Activity
Beneath this task are records; print exactly the stretch of them from the line with "Answer: -5.7 GPa." through the line with "Answer: Zero (bands", both ends included.

Provided data
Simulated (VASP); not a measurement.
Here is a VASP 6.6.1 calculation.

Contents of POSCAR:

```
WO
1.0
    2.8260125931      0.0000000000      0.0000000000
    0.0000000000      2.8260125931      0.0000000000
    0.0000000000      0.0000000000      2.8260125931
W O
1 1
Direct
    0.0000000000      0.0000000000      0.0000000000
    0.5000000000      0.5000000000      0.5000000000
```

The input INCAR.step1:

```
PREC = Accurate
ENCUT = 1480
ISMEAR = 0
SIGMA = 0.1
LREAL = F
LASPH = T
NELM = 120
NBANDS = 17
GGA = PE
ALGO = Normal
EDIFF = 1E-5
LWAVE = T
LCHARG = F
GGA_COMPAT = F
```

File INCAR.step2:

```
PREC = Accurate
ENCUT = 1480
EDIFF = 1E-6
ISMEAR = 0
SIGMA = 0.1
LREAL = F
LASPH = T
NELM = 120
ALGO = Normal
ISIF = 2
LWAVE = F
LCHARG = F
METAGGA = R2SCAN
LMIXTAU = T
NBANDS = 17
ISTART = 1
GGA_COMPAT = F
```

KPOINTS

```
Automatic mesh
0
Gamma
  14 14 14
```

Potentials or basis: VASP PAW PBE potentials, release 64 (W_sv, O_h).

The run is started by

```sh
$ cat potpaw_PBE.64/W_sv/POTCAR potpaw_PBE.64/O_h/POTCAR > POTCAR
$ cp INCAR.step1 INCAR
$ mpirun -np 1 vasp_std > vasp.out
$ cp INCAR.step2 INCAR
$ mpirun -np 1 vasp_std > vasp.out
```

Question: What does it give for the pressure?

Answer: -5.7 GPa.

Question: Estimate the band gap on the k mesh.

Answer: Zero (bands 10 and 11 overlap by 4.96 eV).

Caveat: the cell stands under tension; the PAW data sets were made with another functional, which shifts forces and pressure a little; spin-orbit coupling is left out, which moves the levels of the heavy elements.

Reply
Answer: -5.7 GPa.

Question: Estimate the band gap on the k mesh.

Answer: Zero (bands 10 and 11 overlap by 4.96 eV).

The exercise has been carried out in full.